Listed entries:
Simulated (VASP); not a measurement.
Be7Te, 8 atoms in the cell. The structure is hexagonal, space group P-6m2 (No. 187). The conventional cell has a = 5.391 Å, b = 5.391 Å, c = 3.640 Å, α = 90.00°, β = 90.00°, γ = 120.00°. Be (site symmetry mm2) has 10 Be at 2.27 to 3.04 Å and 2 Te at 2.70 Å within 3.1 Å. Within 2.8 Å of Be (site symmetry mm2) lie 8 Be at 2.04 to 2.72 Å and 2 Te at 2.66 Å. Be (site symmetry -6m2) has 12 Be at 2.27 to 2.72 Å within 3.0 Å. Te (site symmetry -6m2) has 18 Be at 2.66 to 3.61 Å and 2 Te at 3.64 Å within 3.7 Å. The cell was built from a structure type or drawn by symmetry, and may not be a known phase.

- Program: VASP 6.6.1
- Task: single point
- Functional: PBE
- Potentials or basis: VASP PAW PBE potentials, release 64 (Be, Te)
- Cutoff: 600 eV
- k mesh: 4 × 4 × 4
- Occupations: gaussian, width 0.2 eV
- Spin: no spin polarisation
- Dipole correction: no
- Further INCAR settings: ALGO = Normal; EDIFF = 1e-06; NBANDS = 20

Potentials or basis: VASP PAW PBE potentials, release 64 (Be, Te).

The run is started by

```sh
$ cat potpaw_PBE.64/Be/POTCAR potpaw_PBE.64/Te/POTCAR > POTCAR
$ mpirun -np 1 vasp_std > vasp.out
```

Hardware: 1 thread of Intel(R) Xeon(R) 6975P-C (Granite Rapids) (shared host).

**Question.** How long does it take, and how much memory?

Work order: After locating the line that contains "Hardware: 1 thread", please copy exactly every line from the start of the records through it, and nothing else.

Response box:
Simulated (VASP); not a measurement.
Be7Te, 8 atoms in the cell. The structure is hexagonal, space group P-6m2 (No. 187). The conventional cell has a = 5.391 Å, b = 5.391 Å, c = 3.640 Å, α = 90.00°, β = 90.00°, γ = 120.00°. Be (site symmetry mm2) has 10 Be at 2.27 to 3.04 Å and 2 Te at 2.70 Å within 3.1 Å. Within 2.8 Å of Be (site symmetry mm2) lie 8 Be at 2.04 to 2.72 Å and 2 Te at 2.66 Å. Be (site symmetry -6m2) has 12 Be at 2.27 to 2.72 Å within 3.0 Å. Te (site symmetry -6m2) has 18 Be at 2.66 to 3.61 Å and 2 Te at 3.64 Å within 3.7 Å. The cell was built from a structure type or drawn by symmetry, and may not be a known phase.

- Program: VASP 6.6.1
- Task: single point
- Functional: PBE
- Potentials or basis: VASP PAW PBE potentials, release 64 (Be, Te)
- Cutoff: 600 eV
- k mesh: 4 × 4 × 4
- Occupations: gaussian, width 0.2 eV
- Spin: no spin polarisation
- Dipole correction: no
- Further INCAR settings: ALGO = Normal; EDIFF = 1e-06; NBANDS = 20

Potentials or basis: VASP PAW PBE potentials, release 64 (Be, Te).

The run is started by

```sh
$ cat potpaw_PBE.64/Be/POTCAR potpaw_PBE.64/Te/POTCAR > POTCAR
$ mpirun -np 1 vasp_std > vasp.out
```

Hardware: 1 thread of Intel(R) Xeon(R) 6975P-C (Granite Rapids) (shared host).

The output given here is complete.